> Required action
How do the lines below between the ones holding "The structure is" and "(eV) | 12.19 |", inclusive, read? Give them again exactly, with no other lines.

> Excerpted data
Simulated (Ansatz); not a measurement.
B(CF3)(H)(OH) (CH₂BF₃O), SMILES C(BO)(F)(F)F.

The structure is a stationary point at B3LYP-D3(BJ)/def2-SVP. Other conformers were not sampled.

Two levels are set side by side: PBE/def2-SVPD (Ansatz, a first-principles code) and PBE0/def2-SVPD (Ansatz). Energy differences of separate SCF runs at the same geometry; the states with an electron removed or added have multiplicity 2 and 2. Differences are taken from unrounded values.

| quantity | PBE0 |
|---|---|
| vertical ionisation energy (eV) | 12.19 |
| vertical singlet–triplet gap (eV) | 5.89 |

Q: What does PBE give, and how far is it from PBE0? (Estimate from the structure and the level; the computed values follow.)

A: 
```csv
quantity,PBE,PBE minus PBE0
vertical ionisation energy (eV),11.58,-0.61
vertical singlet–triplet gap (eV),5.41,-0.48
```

> Your solution
The structure is a stationary point at B3LYP-D3(BJ)/def2-SVP. Other conformers were not sampled.

Two levels are set side by side: PBE/def2-SVPD (Ansatz, a first-principles code) and PBE0/def2-SVPD (Ansatz). Energy differences of separate SCF runs at the same geometry; the states with an electron removed or added have multiplicity 2 and 2. Differences are taken from unrounded values.

| quantity | PBE0 |
|---|---|
| vertical ionisation energy (eV) | 12.19 |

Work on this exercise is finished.